ASSIGNMENT:
Each record should be reproduced exactly.

EXERCISE DATA:
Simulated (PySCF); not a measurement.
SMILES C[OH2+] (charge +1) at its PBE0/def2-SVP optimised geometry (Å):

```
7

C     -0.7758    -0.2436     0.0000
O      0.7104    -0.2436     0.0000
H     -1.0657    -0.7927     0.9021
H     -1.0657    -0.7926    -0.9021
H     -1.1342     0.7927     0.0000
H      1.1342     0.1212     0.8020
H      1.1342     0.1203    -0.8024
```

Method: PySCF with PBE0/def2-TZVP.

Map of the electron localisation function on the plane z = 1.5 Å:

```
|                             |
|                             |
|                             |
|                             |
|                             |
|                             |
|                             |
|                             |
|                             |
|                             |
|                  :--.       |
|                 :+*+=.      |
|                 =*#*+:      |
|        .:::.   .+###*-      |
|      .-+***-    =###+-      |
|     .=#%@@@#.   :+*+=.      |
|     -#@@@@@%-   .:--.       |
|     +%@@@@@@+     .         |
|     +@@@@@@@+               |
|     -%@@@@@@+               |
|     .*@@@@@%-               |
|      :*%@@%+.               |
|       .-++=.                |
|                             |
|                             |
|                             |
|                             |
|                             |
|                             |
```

TASK SOLUTION:
Simulated (PySCF); not a measurement.
SMILES C[OH2+] (charge +1) at its PBE0/def2-SVP optimised geometry (Å):

```
7

C     -0.7758    -0.2436     0.0000
O      0.7104    -0.2436     0.0000
H     -1.0657    -0.7927     0.9021
H     -1.0657    -0.7926    -0.9021
H     -1.1342     0.7927     0.0000
H      1.1342     0.1212     0.8020
H      1.1342     0.1203    -0.8024
```

Method: PySCF with PBE0/def2-TZVP.

Map of the electron localisation function on the plane z = 1.5 Å:

```
|                             |
|                             |
|                             |
|                             |
|                             |
|                             |
|                             |
|                             |
|                             |
|                             |
|                  :--.       |
|                 :+*+=.      |
|                 =*#*+:      |
|        .:::.   .+###*-      |
|      .-+***-    =###+-      |
|     .=#%@@@#.   :+*+=.      |
|     -#@@@@@%-   .:--.       |
|     +%@@@@@@+     .         |
|     +@@@@@@@+               |
|     -%@@@@@@+               |
|     .*@@@@@%-               |
|      :*%@@%+.               |
|       .-++=.                |
|                             |
|                             |
|                             |
|                             |
|                             |
|                             |
```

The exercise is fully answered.